* Dataset extract *
^^^^
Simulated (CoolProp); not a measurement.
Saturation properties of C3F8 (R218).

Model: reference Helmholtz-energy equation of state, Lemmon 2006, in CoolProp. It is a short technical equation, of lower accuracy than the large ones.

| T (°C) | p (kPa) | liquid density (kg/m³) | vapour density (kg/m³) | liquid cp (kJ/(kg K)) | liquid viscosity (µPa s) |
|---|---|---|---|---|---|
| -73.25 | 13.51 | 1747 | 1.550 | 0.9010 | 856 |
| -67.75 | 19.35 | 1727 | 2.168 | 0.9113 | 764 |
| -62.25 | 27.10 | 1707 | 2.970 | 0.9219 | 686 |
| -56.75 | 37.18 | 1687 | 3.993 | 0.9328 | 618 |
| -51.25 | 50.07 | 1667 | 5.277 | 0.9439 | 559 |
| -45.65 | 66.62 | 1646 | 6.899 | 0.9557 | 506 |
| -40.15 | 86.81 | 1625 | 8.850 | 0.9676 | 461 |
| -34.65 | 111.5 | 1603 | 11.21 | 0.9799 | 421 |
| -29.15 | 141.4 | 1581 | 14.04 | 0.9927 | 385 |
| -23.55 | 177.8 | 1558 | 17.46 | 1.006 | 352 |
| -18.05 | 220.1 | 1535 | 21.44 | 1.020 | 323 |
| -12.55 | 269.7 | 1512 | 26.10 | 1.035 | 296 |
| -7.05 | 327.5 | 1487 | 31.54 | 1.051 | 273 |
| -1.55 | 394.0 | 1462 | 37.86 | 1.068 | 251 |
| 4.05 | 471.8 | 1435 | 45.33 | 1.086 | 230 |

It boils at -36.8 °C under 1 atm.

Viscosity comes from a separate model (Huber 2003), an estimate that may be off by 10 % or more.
^^^^

* Work order *
Give back exactly the lines of the listing, starting with the first and ending with the one bearing "It boils at -36.8 °C under 1 atm.". Add no other lines.

* Task result *
Simulated (CoolProp); not a measurement.
Saturation properties of C3F8 (R218).

Model: reference Helmholtz-energy equation of state, Lemmon 2006, in CoolProp. It is a short technical equation, of lower accuracy than the large ones.

| T (°C) | p (kPa) | liquid density (kg/m³) | vapour density (kg/m³) | liquid cp (kJ/(kg K)) | liquid viscosity (µPa s) |
|---|---|---|---|---|---|
| -73.25 | 13.51 | 1747 | 1.550 | 0.9010 | 856 |
| -67.75 | 19.35 | 1727 | 2.168 | 0.9113 | 764 |
| -62.25 | 27.10 | 1707 | 2.970 | 0.9219 | 686 |
| -56.75 | 37.18 | 1687 | 3.993 | 0.9328 | 618 |
| -51.25 | 50.07 | 1667 | 5.277 | 0.9439 | 559 |
| -45.65 | 66.62 | 1646 | 6.899 | 0.9557 | 506 |
| -40.15 | 86.81 | 1625 | 8.850 | 0.9676 | 461 |
| -34.65 | 111.5 | 1603 | 11.21 | 0.9799 | 421 |
| -29.15 | 141.4 | 1581 | 14.04 | 0.9927 | 385 |
| -23.55 | 177.8 | 1558 | 17.46 | 1.006 | 352 |
| -18.05 | 220.1 | 1535 | 21.44 | 1.020 | 323 |
| -12.55 | 269.7 | 1512 | 26.10 | 1.035 | 296 |
| -7.05 | 327.5 | 1487 | 31.54 | 1.051 | 273 |
| -1.55 | 394.0 | 1462 | 37.86 | 1.068 | 251 |
| 4.05 | 471.8 | 1435 | 45.33 | 1.086 | 230 |

It boils at -36.8 °C under 1 atm.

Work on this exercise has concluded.